## ACTION ITEM
Every record must come back exactly as given.

## DATA EXTRACT
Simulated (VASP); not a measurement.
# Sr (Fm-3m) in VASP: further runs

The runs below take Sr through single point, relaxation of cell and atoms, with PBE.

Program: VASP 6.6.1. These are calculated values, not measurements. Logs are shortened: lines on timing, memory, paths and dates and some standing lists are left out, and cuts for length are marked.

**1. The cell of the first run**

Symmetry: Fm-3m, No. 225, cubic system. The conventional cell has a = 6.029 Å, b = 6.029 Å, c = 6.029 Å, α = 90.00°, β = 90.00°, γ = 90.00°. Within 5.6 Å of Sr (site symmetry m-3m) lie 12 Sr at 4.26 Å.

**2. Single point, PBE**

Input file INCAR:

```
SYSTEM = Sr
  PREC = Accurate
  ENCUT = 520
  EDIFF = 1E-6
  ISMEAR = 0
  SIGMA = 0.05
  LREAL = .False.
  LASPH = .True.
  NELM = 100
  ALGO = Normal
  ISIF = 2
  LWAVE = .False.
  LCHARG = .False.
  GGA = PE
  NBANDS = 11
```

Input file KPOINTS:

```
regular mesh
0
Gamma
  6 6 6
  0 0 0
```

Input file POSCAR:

## EXERCISE ANSWER
Simulated (VASP); not a measurement.
# Sr (Fm-3m) in VASP: further runs

The runs below take Sr through single point, relaxation of cell and atoms, with PBE.

Program: VASP 6.6.1. These are calculated values, not measurements. Logs are shortened: lines on timing, memory, paths and dates and some standing lists are left out, and cuts for length are marked.

**1. The cell of the first run**

Symmetry: Fm-3m, No. 225, cubic system. The conventional cell has a = 6.029 Å, b = 6.029 Å, c = 6.029 Å, α = 90.00°, β = 90.00°, γ = 90.00°. Within 5.6 Å of Sr (site symmetry m-3m) lie 12 Sr at 4.26 Å.

**2. Single point, PBE**

Input file INCAR:

```
SYSTEM = Sr
  PREC = Accurate
  ENCUT = 520
  EDIFF = 1E-6
  ISMEAR = 0
  SIGMA = 0.05
  LREAL = .False.
  LASPH = .True.
  NELM = 100
  ALGO = Normal
  ISIF = 2
  LWAVE = .False.
  LCHARG = .False.
  GGA = PE
  NBANDS = 11
```

Input file KPOINTS:

```
regular mesh
0
Gamma
  6 6 6
  0 0 0
```

Input file POSCAR:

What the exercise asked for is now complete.